**Action item:**
Write the data out verbatim.

**Listed entries:**
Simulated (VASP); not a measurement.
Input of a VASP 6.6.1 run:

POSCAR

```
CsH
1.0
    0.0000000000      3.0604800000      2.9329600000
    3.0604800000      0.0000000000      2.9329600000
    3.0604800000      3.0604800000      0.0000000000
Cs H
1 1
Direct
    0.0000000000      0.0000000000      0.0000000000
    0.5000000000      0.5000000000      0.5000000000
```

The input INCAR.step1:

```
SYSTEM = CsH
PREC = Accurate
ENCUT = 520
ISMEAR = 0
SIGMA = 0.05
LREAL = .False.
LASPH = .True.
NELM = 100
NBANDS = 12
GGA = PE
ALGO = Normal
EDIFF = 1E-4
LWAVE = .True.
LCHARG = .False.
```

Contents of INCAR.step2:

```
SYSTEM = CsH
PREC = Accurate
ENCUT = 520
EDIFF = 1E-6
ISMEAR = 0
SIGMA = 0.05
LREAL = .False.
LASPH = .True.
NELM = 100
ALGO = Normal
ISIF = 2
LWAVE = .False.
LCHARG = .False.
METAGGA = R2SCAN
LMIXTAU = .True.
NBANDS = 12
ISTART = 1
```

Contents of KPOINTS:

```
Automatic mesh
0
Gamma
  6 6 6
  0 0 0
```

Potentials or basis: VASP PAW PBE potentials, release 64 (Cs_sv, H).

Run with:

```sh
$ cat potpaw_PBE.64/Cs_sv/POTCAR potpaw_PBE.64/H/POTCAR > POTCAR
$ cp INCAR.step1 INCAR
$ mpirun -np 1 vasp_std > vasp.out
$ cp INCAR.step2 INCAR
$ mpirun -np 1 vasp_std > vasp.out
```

**Task answer:**
Simulated (VASP); not a measurement.
Input of a VASP 6.6.1 run:

POSCAR

```
CsH
1.0
    0.0000000000      3.0604800000      2.9329600000
    3.0604800000      0.0000000000      2.9329600000
    3.0604800000      3.0604800000      0.0000000000
Cs H
1 1
Direct
    0.0000000000      0.0000000000      0.0000000000
    0.5000000000      0.5000000000      0.5000000000
```

The input INCAR.step1:

```
SYSTEM = CsH
PREC = Accurate
ENCUT = 520
ISMEAR = 0
SIGMA = 0.05
LREAL = .False.
LASPH = .True.
NELM = 100
NBANDS = 12
GGA = PE
ALGO = Normal
EDIFF = 1E-4
LWAVE = .True.
LCHARG = .False.
```

Contents of INCAR.step2:

```
SYSTEM = CsH
PREC = Accurate
ENCUT = 520
EDIFF = 1E-6
ISMEAR = 0
SIGMA = 0.05
LREAL = .False.
LASPH = .True.
NELM = 100
ALGO = Normal
ISIF = 2
LWAVE = .False.
LCHARG = .False.
METAGGA = R2SCAN
LMIXTAU = .True.
NBANDS = 12
ISTART = 1
```

Contents of KPOINTS:

```
Automatic mesh
0
Gamma
  6 6 6
  0 0 0
```

Potentials or basis: VASP PAW PBE potentials, release 64 (Cs_sv, H).

Run with:

```sh
$ cat potpaw_PBE.64/Cs_sv/POTCAR potpaw_PBE.64/H/POTCAR > POTCAR
$ cp INCAR.step1 INCAR
$ mpirun -np 1 vasp_std > vasp.out
$ cp INCAR.step2 INCAR
$ mpirun -np 1 vasp_std > vasp.out
```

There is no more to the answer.